§ Data for analysis
★ ★ ★ ★

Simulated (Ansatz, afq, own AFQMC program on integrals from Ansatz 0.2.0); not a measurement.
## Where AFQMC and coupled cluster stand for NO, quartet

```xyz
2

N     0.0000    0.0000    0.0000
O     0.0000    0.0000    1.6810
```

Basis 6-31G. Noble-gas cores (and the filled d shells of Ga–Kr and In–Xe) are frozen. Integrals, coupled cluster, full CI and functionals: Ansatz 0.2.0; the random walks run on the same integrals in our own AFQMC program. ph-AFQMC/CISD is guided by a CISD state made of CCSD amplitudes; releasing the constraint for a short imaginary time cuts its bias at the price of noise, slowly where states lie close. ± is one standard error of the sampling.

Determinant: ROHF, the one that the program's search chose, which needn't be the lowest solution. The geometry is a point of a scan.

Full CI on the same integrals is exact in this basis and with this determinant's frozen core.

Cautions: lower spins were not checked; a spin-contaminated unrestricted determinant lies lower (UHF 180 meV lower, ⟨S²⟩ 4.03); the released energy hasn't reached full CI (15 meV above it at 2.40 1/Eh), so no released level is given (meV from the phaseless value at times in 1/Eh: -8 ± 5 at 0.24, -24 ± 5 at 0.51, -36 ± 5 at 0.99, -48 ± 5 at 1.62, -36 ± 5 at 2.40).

★ ★ ★ ★

§ Required action
Output the lines above exactly, but only those between the line holding "Determinant: ROHF, the" and the line holding "Full CI on the", inclusive.

§ Response area
Determinant: ROHF, the one that the program's search chose, which needn't be the lowest solution. The geometry is a point of a scan.

Full CI on the same integrals is exact in this basis and with this determinant's frozen core.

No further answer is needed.